Assignment: Your job is to copy all the entries precisely as they stand.

=== Begin Enclosure ===

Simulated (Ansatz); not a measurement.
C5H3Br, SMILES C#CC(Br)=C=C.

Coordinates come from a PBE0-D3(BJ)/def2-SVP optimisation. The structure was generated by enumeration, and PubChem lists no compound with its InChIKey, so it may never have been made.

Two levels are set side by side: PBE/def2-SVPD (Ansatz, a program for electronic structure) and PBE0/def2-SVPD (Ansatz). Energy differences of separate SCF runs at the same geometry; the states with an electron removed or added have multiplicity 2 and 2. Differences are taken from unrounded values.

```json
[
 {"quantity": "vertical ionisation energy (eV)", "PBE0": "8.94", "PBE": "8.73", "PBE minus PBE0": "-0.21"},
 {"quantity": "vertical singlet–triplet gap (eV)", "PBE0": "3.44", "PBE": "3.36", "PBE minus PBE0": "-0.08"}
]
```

=== End Enclosure ===

Written answer:
Simulated (Ansatz); not a measurement.
C5H3Br, SMILES C#CC(Br)=C=C.

Coordinates come from a PBE0-D3(BJ)/def2-SVP optimisation. The structure was generated by enumeration, and PubChem lists no compound with its InChIKey, so it may never have been made.

Two levels are set side by side: PBE/def2-SVPD (Ansatz, a program for electronic structure) and PBE0/def2-SVPD (Ansatz). Energy differences of separate SCF runs at the same geometry; the states with an electron removed or added have multiplicity 2 and 2. Differences are taken from unrounded values.

```json
[
 {"quantity": "vertical ionisation energy (eV)", "PBE0": "8.94", "PBE": "8.73", "PBE minus PBE0": "-0.21"},
 {"quantity": "vertical singlet–triplet gap (eV)", "PBE0": "3.44", "PBE": "3.36", "PBE minus PBE0": "-0.08"}
]
```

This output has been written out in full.